- [GIVEN INFORMATION]
⁂

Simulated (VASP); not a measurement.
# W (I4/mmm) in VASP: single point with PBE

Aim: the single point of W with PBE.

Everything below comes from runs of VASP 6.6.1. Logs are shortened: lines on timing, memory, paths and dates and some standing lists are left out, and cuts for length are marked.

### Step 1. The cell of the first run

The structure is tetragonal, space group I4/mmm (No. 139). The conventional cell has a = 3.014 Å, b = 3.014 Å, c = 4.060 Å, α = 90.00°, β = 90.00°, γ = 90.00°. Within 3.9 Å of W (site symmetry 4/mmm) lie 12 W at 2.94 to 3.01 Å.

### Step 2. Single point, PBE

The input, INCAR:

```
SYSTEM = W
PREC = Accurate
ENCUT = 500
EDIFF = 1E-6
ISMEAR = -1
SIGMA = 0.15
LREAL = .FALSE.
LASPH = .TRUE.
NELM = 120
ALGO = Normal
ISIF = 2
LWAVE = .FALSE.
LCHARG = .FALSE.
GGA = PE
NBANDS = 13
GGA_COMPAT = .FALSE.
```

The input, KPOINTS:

⁂

- [WORK ORDER] Line by line, write out the records above exactly.

- [RESPONSE]
Simulated (VASP); not a measurement.
# W (I4/mmm) in VASP: single point with PBE

Aim: the single point of W with PBE.

Everything below comes from runs of VASP 6.6.1. Logs are shortened: lines on timing, memory, paths and dates and some standing lists are left out, and cuts for length are marked.

### Step 1. The cell of the first run

The structure is tetragonal, space group I4/mmm (No. 139). The conventional cell has a = 3.014 Å, b = 3.014 Å, c = 4.060 Å, α = 90.00°, β = 90.00°, γ = 90.00°. Within 3.9 Å of W (site symmetry 4/mmm) lie 12 W at 2.94 to 3.01 Å.

### Step 2. Single point, PBE

The input, INCAR:

```
SYSTEM = W
PREC = Accurate
ENCUT = 500
EDIFF = 1E-6
ISMEAR = -1
SIGMA = 0.15
LREAL = .FALSE.
LASPH = .TRUE.
NELM = 120
ALGO = Normal
ISIF = 2
LWAVE = .FALSE.
LCHARG = .FALSE.
GGA = PE
NBANDS = 13
GGA_COMPAT = .FALSE.
```

The input, KPOINTS:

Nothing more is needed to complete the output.